▶ **Information provided**
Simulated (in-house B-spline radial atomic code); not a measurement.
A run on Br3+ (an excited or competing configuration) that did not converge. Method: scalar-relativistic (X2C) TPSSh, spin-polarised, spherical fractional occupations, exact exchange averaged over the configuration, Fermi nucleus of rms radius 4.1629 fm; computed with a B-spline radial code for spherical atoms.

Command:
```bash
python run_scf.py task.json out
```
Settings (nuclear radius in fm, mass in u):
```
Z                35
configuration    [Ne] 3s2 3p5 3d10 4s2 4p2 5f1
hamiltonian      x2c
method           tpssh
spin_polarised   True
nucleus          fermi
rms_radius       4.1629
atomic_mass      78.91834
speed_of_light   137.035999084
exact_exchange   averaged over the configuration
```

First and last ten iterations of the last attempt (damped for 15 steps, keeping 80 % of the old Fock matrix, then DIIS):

▶ **Exercise**
A faithful copy of all the material is the required answer.

▶ **Task result**
Simulated (in-house B-spline radial atomic code); not a measurement.
A run on Br3+ (an excited or competing configuration) that did not converge. Method: scalar-relativistic (X2C) TPSSh, spin-polarised, spherical fractional occupations, exact exchange averaged over the configuration, Fermi nucleus of rms radius 4.1629 fm; computed with a B-spline radial code for spherical atoms.

Command:
```bash
python run_scf.py task.json out
```
Settings (nuclear radius in fm, mass in u):
```
Z                35
configuration    [Ne] 3s2 3p5 3d10 4s2 4p2 5f1
hamiltonian      x2c
method           tpssh
spin_polarised   True
nucleus          fermi
rms_radius       4.1629
atomic_mass      78.91834
speed_of_light   137.035999084
exact_exchange   averaged over the configuration
```

First and last ten iterations of the last attempt (damped for 15 steps, keeping 80 % of the old Fock matrix, then DIIS):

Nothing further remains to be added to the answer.